TASK ITEM:
I would like you to return all of the records exactly as they stand.

==== DATASET CONTENT

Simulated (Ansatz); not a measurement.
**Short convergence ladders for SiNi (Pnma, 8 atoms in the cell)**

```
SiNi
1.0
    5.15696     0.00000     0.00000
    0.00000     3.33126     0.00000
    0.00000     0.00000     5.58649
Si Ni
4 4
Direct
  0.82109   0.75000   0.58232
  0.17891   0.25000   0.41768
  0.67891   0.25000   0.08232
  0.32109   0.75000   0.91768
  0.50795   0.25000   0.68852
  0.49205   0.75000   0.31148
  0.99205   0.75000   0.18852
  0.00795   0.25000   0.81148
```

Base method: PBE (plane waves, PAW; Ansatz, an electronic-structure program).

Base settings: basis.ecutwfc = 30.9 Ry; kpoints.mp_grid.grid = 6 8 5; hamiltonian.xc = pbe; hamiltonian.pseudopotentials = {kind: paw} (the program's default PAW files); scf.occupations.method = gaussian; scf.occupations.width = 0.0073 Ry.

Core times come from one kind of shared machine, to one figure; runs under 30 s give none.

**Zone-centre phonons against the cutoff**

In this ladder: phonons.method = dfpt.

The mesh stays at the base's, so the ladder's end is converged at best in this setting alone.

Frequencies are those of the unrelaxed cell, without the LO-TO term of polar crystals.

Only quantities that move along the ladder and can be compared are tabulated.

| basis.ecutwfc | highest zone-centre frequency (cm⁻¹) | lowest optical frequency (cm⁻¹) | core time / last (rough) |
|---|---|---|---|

========

ANSWER BOX:
Simulated (Ansatz); not a measurement.
**Short convergence ladders for SiNi (Pnma, 8 atoms in the cell)**

```
SiNi
1.0
    5.15696     0.00000     0.00000
    0.00000     3.33126     0.00000
    0.00000     0.00000     5.58649
Si Ni
4 4
Direct
  0.82109   0.75000   0.58232
  0.17891   0.25000   0.41768
  0.67891   0.25000   0.08232
  0.32109   0.75000   0.91768
  0.50795   0.25000   0.68852
  0.49205   0.75000   0.31148
  0.99205   0.75000   0.18852
  0.00795   0.25000   0.81148
```

Base method: PBE (plane waves, PAW; Ansatz, an electronic-structure program).

Base settings: basis.ecutwfc = 30.9 Ry; kpoints.mp_grid.grid = 6 8 5; hamiltonian.xc = pbe; hamiltonian.pseudopotentials = {kind: paw} (the program's default PAW files); scf.occupations.method = gaussian; scf.occupations.width = 0.0073 Ry.

Core times come from one kind of shared machine, to one figure; runs under 30 s give none.

**Zone-centre phonons against the cutoff**

In this ladder: phonons.method = dfpt.

The mesh stays at the base's, so the ladder's end is converged at best in this setting alone.

Frequencies are those of the unrelaxed cell, without the LO-TO term of polar crystals.

Only quantities that move along the ladder and can be compared are tabulated.

| basis.ecutwfc | highest zone-centre frequency (cm⁻¹) | lowest optical frequency (cm⁻¹) | core time / last (rough) |
|---|---|---|---|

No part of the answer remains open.